Below this line is the material. Write out only its lines from the one containing "Cell and atoms" through the one containing "Question: What does", both kept, exactly.

=== Begin Enclosure ===

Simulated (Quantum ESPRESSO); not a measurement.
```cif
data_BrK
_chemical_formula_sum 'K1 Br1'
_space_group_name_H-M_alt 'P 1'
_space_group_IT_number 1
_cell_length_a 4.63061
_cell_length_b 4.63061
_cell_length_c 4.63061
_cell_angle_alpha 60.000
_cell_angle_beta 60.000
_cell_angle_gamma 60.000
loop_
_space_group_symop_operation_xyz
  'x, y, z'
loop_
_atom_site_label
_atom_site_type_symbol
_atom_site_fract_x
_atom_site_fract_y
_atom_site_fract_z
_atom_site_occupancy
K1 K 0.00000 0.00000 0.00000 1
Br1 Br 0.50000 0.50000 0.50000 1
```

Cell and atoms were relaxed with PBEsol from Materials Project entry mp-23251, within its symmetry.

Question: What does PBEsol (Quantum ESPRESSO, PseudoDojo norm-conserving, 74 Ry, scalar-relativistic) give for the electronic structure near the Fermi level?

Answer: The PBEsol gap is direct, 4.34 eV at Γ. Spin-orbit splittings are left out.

=== End Enclosure ===

▶ _Your solution_:
Cell and atoms were relaxed with PBEsol from Materials Project entry mp-23251, within its symmetry.

Question: What does PBEsol (Quantum ESPRESSO, PseudoDojo norm-conserving, 74 Ry, scalar-relativistic) give for the electronic structure near the Fermi level?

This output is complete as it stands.